Extracted data START

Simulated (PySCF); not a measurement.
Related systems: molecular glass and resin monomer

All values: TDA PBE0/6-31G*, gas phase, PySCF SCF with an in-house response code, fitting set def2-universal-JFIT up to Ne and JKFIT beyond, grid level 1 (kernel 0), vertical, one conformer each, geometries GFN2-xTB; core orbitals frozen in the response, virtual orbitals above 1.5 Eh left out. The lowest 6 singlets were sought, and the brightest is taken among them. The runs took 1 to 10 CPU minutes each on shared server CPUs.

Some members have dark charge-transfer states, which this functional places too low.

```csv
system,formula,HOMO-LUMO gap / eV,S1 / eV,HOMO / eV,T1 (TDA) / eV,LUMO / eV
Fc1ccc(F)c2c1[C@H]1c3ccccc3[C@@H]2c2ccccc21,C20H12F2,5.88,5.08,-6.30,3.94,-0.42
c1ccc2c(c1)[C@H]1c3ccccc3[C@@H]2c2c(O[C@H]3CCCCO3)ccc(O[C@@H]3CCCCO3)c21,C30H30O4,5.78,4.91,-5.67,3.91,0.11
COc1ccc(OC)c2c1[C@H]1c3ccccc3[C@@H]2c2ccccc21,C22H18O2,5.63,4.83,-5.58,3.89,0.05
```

Extracted data END

## Work instruction
Everything starting at the line containing "Related systems: molecular" and ending at the line containing "All values: TDA" in the records above should be repeated exactly, and only that.

## Task answer
Related systems: molecular glass and resin monomer

All values: TDA PBE0/6-31G*, gas phase, PySCF SCF with an in-house response code, fitting set def2-universal-JFIT up to Ne and JKFIT beyond, grid level 1 (kernel 0), vertical, one conformer each, geometries GFN2-xTB; core orbitals frozen in the response, virtual orbitals above 1.5 Eh left out. The lowest 6 singlets were sought, and the brightest is taken among them. The runs took 1 to 10 CPU minutes each on shared server CPUs.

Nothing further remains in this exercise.